WORK INSTRUCTION
Your answer must be an exact repetition of every record.

══════════════════════════════

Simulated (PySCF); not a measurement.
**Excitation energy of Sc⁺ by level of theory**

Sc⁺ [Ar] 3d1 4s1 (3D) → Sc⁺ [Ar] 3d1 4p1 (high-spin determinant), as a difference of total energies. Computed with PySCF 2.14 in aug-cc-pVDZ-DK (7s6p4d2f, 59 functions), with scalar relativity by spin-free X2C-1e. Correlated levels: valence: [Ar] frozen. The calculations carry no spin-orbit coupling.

══════════════════════════════

RESPONSE BOX
Simulated (PySCF); not a measurement.
**Excitation energy of Sc⁺ by level of theory**

Sc⁺ [Ar] 3d1 4s1 (3D) → Sc⁺ [Ar] 3d1 4p1 (high-spin determinant), as a difference of total energies. Computed with PySCF 2.14 in aug-cc-pVDZ-DK (7s6p4d2f, 59 functions), with scalar relativity by spin-free X2C-1e. Correlated levels: valence: [Ar] frozen. The calculations carry no spin-orbit coupling.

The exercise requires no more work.